Exercise:
Word for word, restate every entry that follows.

Data:
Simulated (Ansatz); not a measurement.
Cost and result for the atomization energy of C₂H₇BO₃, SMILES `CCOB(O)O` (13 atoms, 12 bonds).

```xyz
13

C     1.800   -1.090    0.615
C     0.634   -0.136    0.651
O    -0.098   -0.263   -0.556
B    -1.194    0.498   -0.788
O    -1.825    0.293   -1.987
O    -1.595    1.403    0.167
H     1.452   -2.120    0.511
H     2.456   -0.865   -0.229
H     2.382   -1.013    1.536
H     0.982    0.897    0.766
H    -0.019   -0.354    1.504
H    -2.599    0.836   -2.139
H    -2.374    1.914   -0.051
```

Written answer:
Simulated (Ansatz); not a measurement.
Cost and result for the atomization energy of C₂H₇BO₃, SMILES `CCOB(O)O` (13 atoms, 12 bonds).

```xyz
13

C     1.800   -1.090    0.615
C     0.634   -0.136    0.651
O    -0.098   -0.263   -0.556
B    -1.194    0.498   -0.788
O    -1.825    0.293   -1.987
O    -1.595    1.403    0.167
H     1.452   -2.120    0.511
H     2.456   -0.865   -0.229
H     2.382   -1.013    1.536
H     0.982    0.897    0.766
H    -0.019   -0.354    1.504
H    -2.599    0.836   -2.139
H    -2.374    1.914   -0.051
```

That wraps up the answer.